##### Information shown #####

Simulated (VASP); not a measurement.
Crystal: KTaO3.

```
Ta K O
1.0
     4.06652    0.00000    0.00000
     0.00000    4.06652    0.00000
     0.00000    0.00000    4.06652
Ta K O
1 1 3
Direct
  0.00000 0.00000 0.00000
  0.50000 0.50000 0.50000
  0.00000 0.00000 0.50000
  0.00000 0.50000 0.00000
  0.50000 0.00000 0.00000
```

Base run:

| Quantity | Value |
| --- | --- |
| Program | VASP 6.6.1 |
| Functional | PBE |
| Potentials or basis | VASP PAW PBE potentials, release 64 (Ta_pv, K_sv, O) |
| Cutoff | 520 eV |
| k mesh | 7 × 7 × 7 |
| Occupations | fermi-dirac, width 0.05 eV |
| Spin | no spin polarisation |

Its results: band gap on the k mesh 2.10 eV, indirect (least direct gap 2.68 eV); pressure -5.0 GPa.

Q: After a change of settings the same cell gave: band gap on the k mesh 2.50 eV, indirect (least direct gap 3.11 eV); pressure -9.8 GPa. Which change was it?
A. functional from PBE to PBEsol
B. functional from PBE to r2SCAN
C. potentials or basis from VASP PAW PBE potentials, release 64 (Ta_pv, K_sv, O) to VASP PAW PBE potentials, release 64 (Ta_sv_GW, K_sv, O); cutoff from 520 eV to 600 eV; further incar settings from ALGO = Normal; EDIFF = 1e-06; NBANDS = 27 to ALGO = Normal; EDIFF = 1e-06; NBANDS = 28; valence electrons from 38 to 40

#####

**Activity:**
What is needed is an exact repetition of the lines from the first line of the records through the line containing "spin polarisation |", both ends included, and nothing more.

**Task response:**
Simulated (VASP); not a measurement.
Crystal: KTaO3.

```
Ta K O
1.0
     4.06652    0.00000    0.00000
     0.00000    4.06652    0.00000
     0.00000    0.00000    4.06652
Ta K O
1 1 3
Direct
  0.00000 0.00000 0.00000
  0.50000 0.50000 0.50000
  0.00000 0.00000 0.50000
  0.00000 0.50000 0.00000
  0.50000 0.00000 0.00000
```

Base run:

| Quantity | Value |
| --- | --- |
| Program | VASP 6.6.1 |
| Functional | PBE |
| Potentials or basis | VASP PAW PBE potentials, release 64 (Ta_pv, K_sv, O) |
| Cutoff | 520 eV |
| k mesh | 7 × 7 × 7 |
| Occupations | fermi-dirac, width 0.05 eV |
| Spin | no spin polarisation |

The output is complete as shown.